WORK INSTRUCTION:
Produce a word-for-word copy of the data below.

AVAILABLE DATA:
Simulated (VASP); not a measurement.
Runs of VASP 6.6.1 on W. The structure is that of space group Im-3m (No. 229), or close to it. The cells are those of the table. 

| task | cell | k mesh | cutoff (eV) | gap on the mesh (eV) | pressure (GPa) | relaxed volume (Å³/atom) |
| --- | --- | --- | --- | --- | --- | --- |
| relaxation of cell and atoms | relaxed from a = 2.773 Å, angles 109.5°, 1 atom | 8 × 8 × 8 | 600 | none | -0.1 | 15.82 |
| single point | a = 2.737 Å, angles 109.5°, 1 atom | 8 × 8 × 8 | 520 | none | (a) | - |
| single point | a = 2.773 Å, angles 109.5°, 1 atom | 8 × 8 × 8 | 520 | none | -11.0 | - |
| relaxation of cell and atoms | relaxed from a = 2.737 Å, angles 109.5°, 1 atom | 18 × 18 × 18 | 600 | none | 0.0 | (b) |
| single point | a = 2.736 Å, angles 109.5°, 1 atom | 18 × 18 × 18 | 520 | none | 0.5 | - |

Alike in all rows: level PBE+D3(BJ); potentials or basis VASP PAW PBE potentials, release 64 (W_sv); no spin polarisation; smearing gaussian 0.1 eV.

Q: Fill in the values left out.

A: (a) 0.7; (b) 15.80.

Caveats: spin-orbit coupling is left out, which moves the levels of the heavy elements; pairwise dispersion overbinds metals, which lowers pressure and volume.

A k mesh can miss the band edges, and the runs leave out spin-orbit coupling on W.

TASK OUTPUT:
Simulated (VASP); not a measurement.
Runs of VASP 6.6.1 on W. The structure is that of space group Im-3m (No. 229), or close to it. The cells are those of the table. 

| task | cell | k mesh | cutoff (eV) | gap on the mesh (eV) | pressure (GPa) | relaxed volume (Å³/atom) |
| --- | --- | --- | --- | --- | --- | --- |
| relaxation of cell and atoms | relaxed from a = 2.773 Å, angles 109.5°, 1 atom | 8 × 8 × 8 | 600 | none | -0.1 | 15.82 |
| single point | a = 2.737 Å, angles 109.5°, 1 atom | 8 × 8 × 8 | 520 | none | (a) | - |
| single point | a = 2.773 Å, angles 109.5°, 1 atom | 8 × 8 × 8 | 520 | none | -11.0 | - |
| relaxation of cell and atoms | relaxed from a = 2.737 Å, angles 109.5°, 1 atom | 18 × 18 × 18 | 600 | none | 0.0 | (b) |
| single point | a = 2.736 Å, angles 109.5°, 1 atom | 18 × 18 × 18 | 520 | none | 0.5 | - |

Alike in all rows: level PBE+D3(BJ); potentials or basis VASP PAW PBE potentials, release 64 (W_sv); no spin polarisation; smearing gaussian 0.1 eV.

Q: Fill in the values left out.

A: (a) 0.7; (b) 15.80.

Caveats: spin-orbit coupling is left out, which moves the levels of the heavy elements; pairwise dispersion overbinds metals, which lowers pressure and volume.

A k mesh can miss the band edges, and the runs leave out spin-orbit coupling on W.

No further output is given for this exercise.